_Assignment_: Every entry should be returned exactly. Omit none of them.

_Listed records_:
^^^^^^^^

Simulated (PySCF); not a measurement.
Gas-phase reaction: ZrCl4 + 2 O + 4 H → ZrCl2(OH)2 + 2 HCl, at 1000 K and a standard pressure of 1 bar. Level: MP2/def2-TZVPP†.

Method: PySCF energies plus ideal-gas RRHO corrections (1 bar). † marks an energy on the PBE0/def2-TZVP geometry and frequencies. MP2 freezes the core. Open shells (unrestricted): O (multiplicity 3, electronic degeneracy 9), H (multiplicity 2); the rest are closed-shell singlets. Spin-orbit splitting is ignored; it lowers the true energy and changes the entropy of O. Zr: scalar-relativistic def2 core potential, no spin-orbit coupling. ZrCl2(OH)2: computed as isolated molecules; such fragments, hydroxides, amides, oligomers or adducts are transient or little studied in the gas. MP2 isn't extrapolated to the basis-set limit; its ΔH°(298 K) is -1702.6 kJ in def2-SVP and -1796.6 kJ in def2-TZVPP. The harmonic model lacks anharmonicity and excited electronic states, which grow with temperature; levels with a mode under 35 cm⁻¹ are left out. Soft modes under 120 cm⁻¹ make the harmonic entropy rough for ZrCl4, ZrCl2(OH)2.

^^^^^^^^

_Written answer_:
Simulated (PySCF); not a measurement.
Gas-phase reaction: ZrCl4 + 2 O + 4 H → ZrCl2(OH)2 + 2 HCl, at 1000 K and a standard pressure of 1 bar. Level: MP2/def2-TZVPP†.

Method: PySCF energies plus ideal-gas RRHO corrections (1 bar). † marks an energy on the PBE0/def2-TZVP geometry and frequencies. MP2 freezes the core. Open shells (unrestricted): O (multiplicity 3, electronic degeneracy 9), H (multiplicity 2); the rest are closed-shell singlets. Spin-orbit splitting is ignored; it lowers the true energy and changes the entropy of O. Zr: scalar-relativistic def2 core potential, no spin-orbit coupling. ZrCl2(OH)2: computed as isolated molecules; such fragments, hydroxides, amides, oligomers or adducts are transient or little studied in the gas. MP2 isn't extrapolated to the basis-set limit; its ΔH°(298 K) is -1702.6 kJ in def2-SVP and -1796.6 kJ in def2-TZVPP. The harmonic model lacks anharmonicity and excited electronic states, which grow with temperature; levels with a mode under 35 cm⁻¹ are left out. Soft modes under 120 cm⁻¹ make the harmonic entropy rough for ZrCl4, ZrCl2(OH)2.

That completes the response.